☆ ☆ ☆
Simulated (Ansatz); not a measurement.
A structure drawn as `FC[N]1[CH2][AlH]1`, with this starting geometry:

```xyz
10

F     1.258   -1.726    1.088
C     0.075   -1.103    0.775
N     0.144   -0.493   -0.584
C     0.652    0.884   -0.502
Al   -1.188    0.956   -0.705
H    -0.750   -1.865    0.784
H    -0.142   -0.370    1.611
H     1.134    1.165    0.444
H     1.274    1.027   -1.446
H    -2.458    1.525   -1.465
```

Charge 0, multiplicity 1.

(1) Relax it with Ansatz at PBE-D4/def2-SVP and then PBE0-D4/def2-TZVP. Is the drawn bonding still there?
☆ ☆ ☆

• Work instruction: Retype every entry exactly.

• Answer area:
Simulated (Ansatz); not a measurement.
A structure drawn as `FC[N]1[CH2][AlH]1`, with this starting geometry:

```xyz
10

F     1.258   -1.726    1.088
C     0.075   -1.103    0.775
N     0.144   -0.493   -0.584
C     0.652    0.884   -0.502
Al   -1.188    0.956   -0.705
H    -0.750   -1.865    0.784
H    -0.142   -0.370    1.611
H     1.134    1.165    0.444
H     1.274    1.027   -1.446
H    -2.458    1.525   -1.465
```

Charge 0, multiplicity 1.

(1) Relax it with Ansatz at PBE-D4/def2-SVP and then PBE0-D4/def2-TZVP. Is the drawn bonding still there?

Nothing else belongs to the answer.